- WORK REQUEST
Please output exactly the lines of the material from the first through the line containing "POTCAR, in this", and nothing more.

EXCERPTED RECORDS below:
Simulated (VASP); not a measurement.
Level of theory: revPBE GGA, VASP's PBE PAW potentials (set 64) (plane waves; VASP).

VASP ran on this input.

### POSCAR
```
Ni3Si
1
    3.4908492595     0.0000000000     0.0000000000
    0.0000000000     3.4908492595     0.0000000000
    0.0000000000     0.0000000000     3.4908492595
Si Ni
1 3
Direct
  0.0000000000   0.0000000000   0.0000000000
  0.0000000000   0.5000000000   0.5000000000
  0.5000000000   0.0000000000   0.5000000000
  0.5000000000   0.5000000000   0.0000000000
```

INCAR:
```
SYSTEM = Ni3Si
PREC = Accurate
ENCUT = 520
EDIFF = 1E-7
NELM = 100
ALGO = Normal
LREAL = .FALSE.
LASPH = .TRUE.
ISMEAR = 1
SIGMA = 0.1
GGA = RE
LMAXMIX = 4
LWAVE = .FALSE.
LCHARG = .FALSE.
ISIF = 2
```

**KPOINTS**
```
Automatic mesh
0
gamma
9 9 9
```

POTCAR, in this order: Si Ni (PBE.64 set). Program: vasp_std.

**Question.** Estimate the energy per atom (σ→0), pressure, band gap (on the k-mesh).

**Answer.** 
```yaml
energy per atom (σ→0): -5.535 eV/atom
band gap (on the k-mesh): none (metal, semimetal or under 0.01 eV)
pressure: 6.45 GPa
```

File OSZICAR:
End of EXCERPTED RECORDS.

- ANSWER SECTION
Simulated (VASP); not a measurement.
Level of theory: revPBE GGA, VASP's PBE PAW potentials (set 64) (plane waves; VASP).

VASP ran on this input.

### POSCAR
```
Ni3Si
1
    3.4908492595     0.0000000000     0.0000000000
    0.0000000000     3.4908492595     0.0000000000
    0.0000000000     0.0000000000     3.4908492595
Si Ni
1 3
Direct
  0.0000000000   0.0000000000   0.0000000000
  0.0000000000   0.5000000000   0.5000000000
  0.5000000000   0.0000000000   0.5000000000
  0.5000000000   0.5000000000   0.0000000000
```

INCAR:
```
SYSTEM = Ni3Si
PREC = Accurate
ENCUT = 520
EDIFF = 1E-7
NELM = 100
ALGO = Normal
LREAL = .FALSE.
LASPH = .TRUE.
ISMEAR = 1
SIGMA = 0.1
GGA = RE
LMAXMIX = 4
LWAVE = .FALSE.
LCHARG = .FALSE.
ISIF = 2
```

**KPOINTS**
```
Automatic mesh
0
gamma
9 9 9
```

POTCAR, in this order: Si Ni (PBE.64 set). Program: vasp_std.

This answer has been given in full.